[SOURCE DATA Boundary: Start]

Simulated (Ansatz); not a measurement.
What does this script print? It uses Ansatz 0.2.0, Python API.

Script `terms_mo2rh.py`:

[SOURCE DATA Boundary: End]

For this exercise, set down the entire listing above exactly as given.

*RESPONSE AREA*
Simulated (Ansatz); not a measurement.
What does this script print? It uses Ansatz 0.2.0, Python API.

Script `terms_mo2rh.py`:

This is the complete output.